_DATA TO EXAMINE:_
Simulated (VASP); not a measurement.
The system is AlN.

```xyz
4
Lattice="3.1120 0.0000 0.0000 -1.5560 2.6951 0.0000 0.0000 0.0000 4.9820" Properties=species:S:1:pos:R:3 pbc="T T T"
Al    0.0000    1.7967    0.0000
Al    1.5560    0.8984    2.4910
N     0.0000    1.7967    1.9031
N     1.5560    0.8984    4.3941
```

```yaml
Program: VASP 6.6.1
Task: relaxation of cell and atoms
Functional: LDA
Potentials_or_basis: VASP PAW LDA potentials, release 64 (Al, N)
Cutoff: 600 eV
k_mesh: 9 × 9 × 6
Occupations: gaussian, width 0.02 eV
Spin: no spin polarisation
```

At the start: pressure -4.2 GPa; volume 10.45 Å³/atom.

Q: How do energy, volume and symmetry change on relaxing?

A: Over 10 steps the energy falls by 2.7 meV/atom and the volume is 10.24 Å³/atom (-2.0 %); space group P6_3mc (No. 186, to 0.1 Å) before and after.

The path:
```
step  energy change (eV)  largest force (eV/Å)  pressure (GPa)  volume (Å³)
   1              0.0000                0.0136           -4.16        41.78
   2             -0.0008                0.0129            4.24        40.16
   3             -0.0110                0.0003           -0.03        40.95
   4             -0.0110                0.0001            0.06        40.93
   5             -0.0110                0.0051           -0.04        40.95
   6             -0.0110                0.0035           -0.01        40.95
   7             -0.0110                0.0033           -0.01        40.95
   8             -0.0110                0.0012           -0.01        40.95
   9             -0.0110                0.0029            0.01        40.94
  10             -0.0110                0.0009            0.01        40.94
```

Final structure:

_WORK ITEM:_ Emit, unaltered, the lines from the top of the listing down through the line that holds "Q: How do energy, volume"; emit nothing else.

_WRITTEN ANSWER:_
Simulated (VASP); not a measurement.
The system is AlN.

```xyz
4
Lattice="3.1120 0.0000 0.0000 -1.5560 2.6951 0.0000 0.0000 0.0000 4.9820" Properties=species:S:1:pos:R:3 pbc="T T T"
Al    0.0000    1.7967    0.0000
Al    1.5560    0.8984    2.4910
N     0.0000    1.7967    1.9031
N     1.5560    0.8984    4.3941
```

```yaml
Program: VASP 6.6.1
Task: relaxation of cell and atoms
Functional: LDA
Potentials_or_basis: VASP PAW LDA potentials, release 64 (Al, N)
Cutoff: 600 eV
k_mesh: 9 × 9 × 6
Occupations: gaussian, width 0.02 eV
Spin: no spin polarisation
```

At the start: pressure -4.2 GPa; volume 10.45 Å³/atom.

Q: How do energy, volume and symmetry change on relaxing?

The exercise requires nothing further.